→ **Work instruction**
Transcribe exactly the span of lines that begins the records and ends with the line holding "Atoms are counted", both boundary lines included.

Material supplied Block Start

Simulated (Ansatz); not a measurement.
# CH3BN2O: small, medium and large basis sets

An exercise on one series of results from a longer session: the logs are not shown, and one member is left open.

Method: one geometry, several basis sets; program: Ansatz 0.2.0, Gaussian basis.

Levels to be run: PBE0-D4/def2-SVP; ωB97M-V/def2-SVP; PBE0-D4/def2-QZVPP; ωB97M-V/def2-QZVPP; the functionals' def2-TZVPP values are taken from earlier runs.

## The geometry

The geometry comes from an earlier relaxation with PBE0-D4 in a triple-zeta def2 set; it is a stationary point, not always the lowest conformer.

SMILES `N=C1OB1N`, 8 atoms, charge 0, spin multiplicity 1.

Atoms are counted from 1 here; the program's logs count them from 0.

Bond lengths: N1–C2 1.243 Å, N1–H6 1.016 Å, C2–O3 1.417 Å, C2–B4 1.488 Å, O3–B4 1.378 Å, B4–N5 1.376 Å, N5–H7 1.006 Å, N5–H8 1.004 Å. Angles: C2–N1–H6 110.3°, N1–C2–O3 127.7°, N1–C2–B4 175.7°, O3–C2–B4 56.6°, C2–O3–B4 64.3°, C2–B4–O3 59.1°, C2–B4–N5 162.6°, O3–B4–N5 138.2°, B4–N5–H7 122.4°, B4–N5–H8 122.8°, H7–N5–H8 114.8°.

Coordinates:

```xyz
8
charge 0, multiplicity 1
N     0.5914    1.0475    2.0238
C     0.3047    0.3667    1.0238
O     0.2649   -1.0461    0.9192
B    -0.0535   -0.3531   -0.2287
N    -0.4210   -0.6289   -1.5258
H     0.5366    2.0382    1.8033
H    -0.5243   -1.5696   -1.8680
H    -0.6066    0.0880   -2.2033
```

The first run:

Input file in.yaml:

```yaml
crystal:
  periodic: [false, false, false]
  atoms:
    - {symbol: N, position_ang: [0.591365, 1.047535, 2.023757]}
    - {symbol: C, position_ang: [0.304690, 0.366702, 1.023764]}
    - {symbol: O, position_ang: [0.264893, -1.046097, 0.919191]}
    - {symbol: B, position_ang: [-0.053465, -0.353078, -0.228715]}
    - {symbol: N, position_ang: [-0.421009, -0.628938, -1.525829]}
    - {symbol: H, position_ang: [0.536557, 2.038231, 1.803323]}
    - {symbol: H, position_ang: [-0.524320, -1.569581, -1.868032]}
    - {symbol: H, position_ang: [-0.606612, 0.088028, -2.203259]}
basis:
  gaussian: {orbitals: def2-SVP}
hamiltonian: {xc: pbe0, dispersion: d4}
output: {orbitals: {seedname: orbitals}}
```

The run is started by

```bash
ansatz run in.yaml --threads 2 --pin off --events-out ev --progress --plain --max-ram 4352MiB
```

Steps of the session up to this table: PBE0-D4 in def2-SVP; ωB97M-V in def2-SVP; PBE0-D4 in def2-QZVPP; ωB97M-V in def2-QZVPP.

Material supplied Block End

→ **Worked solution**
Simulated (Ansatz); not a measurement.
# CH3BN2O: small, medium and large basis sets

An exercise on one series of results from a longer session: the logs are not shown, and one member is left open.

Method: one geometry, several basis sets; program: Ansatz 0.2.0, Gaussian basis.

Levels to be run: PBE0-D4/def2-SVP; ωB97M-V/def2-SVP; PBE0-D4/def2-QZVPP; ωB97M-V/def2-QZVPP; the functionals' def2-TZVPP values are taken from earlier runs.

## The geometry

The geometry comes from an earlier relaxation with PBE0-D4 in a triple-zeta def2 set; it is a stationary point, not always the lowest conformer.

SMILES `N=C1OB1N`, 8 atoms, charge 0, spin multiplicity 1.

Atoms are counted from 1 here; the program's logs count them from 0.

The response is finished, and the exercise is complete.